Supplied records:
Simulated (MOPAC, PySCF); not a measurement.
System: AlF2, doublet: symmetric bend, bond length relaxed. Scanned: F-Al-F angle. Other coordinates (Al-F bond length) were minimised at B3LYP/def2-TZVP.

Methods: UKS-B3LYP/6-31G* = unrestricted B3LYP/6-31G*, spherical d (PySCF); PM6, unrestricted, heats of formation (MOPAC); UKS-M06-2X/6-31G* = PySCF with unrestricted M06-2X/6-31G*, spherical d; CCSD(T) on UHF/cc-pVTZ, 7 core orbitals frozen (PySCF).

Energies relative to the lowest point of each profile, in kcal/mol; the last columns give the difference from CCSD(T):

Work order: All of the data above should be set down again exactly.

Exercise answer:
Simulated (MOPAC, PySCF); not a measurement.
System: AlF2, doublet: symmetric bend, bond length relaxed. Scanned: F-Al-F angle. Other coordinates (Al-F bond length) were minimised at B3LYP/def2-TZVP.

Methods: UKS-B3LYP/6-31G* = unrestricted B3LYP/6-31G*, spherical d (PySCF); PM6, unrestricted, heats of formation (MOPAC); UKS-M06-2X/6-31G* = PySCF with unrestricted M06-2X/6-31G*, spherical d; CCSD(T) on UHF/cc-pVTZ, 7 core orbitals frozen (PySCF).

Energies relative to the lowest point of each profile, in kcal/mol; the last columns give the difference from CCSD(T):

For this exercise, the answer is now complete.